▶ WORK REQUEST: Each entry, in full: reproduce it exactly.

▶ ENTRIES SHOWN:
----------

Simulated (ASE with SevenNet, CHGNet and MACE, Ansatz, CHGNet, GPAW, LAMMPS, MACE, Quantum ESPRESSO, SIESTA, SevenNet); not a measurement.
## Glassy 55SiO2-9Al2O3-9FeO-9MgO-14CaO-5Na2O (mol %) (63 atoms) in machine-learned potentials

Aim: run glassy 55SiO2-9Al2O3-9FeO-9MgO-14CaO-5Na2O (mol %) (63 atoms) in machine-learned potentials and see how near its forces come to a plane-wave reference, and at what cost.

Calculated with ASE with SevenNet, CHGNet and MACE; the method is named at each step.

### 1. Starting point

----------

▶ ANSWER SPACE:
Simulated (ASE with SevenNet, CHGNet and MACE, Ansatz, CHGNet, GPAW, LAMMPS, MACE, Quantum ESPRESSO, SIESTA, SevenNet); not a measurement.
## Glassy 55SiO2-9Al2O3-9FeO-9MgO-14CaO-5Na2O (mol %) (63 atoms) in machine-learned potentials

Aim: run glassy 55SiO2-9Al2O3-9FeO-9MgO-14CaO-5Na2O (mol %) (63 atoms) in machine-learned potentials and see how near its forces come to a plane-wave reference, and at what cost.

Calculated with ASE with SevenNet, CHGNet and MACE; the method is named at each step.

### 1. Starting point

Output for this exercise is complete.